### MATERIAL SHOWN

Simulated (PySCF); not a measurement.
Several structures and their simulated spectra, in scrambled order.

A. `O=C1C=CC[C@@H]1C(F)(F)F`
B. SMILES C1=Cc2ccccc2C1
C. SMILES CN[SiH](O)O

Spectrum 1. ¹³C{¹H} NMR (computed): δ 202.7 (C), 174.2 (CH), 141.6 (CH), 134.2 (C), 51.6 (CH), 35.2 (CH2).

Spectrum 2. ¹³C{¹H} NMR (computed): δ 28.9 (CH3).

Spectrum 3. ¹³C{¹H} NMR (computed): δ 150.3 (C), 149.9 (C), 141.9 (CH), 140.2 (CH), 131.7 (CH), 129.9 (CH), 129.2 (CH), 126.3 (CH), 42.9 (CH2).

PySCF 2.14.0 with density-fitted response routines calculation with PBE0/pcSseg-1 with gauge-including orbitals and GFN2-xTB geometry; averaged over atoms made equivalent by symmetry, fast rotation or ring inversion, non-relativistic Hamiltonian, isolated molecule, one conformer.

######

Every entry shown above should be transcribed without alteration.

Simulated (PySCF); not a measurement.
Several structures and their simulated spectra, in scrambled order.

A. `O=C1C=CC[C@@H]1C(F)(F)F`
B. SMILES C1=Cc2ccccc2C1
C. SMILES CN[SiH](O)O

Spectrum 1. ¹³C{¹H} NMR (computed): δ 202.7 (C), 174.2 (CH), 141.6 (CH), 134.2 (C), 51.6 (CH), 35.2 (CH2).

Spectrum 2. ¹³C{¹H} NMR (computed): δ 28.9 (CH3).

Spectrum 3. ¹³C{¹H} NMR (computed): δ 150.3 (C), 149.9 (C), 141.9 (CH), 140.2 (CH), 131.7 (CH), 129.9 (CH), 129.2 (CH), 126.3 (CH), 42.9 (CH2).

PySCF 2.14.0 with density-fitted response routines calculation with PBE0/pcSseg-1 with gauge-including orbitals and GFN2-xTB geometry; averaged over atoms made equivalent by symmetry, fast rotation or ring inversion, non-relativistic Hamiltonian, isolated molecule, one conformer.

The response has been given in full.